» Work request:
In the material below, find the line containing "What does it give for the space" and the line containing "a = 4.161 Å, b", then reproduce exactly both of them and every line between, and nothing else.

-------
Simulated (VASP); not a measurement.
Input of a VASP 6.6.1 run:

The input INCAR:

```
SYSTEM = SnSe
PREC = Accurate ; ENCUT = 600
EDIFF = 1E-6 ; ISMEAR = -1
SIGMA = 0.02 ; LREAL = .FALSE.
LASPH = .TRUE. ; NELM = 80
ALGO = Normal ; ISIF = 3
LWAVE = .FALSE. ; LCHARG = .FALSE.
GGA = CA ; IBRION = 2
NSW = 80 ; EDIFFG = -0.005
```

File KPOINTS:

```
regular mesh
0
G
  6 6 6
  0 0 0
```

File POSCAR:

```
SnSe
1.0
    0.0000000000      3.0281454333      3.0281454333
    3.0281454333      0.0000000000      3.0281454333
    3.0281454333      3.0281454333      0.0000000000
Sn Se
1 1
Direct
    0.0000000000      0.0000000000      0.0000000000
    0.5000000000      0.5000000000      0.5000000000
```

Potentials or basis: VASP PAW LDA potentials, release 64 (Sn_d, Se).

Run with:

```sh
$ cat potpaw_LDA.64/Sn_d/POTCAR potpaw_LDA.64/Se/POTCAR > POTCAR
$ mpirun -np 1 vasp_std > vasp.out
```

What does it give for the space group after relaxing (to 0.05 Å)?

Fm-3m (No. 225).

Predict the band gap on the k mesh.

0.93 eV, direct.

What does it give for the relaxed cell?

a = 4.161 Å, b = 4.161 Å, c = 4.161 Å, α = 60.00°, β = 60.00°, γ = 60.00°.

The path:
-------

» Task result:
What does it give for the space group after relaxing (to 0.05 Å)?

Fm-3m (No. 225).

Predict the band gap on the k mesh.

0.93 eV, direct.

What does it give for the relaxed cell?

a = 4.161 Å, b = 4.161 Å, c = 4.161 Å, α = 60.00°, β = 60.00°, γ = 60.00°.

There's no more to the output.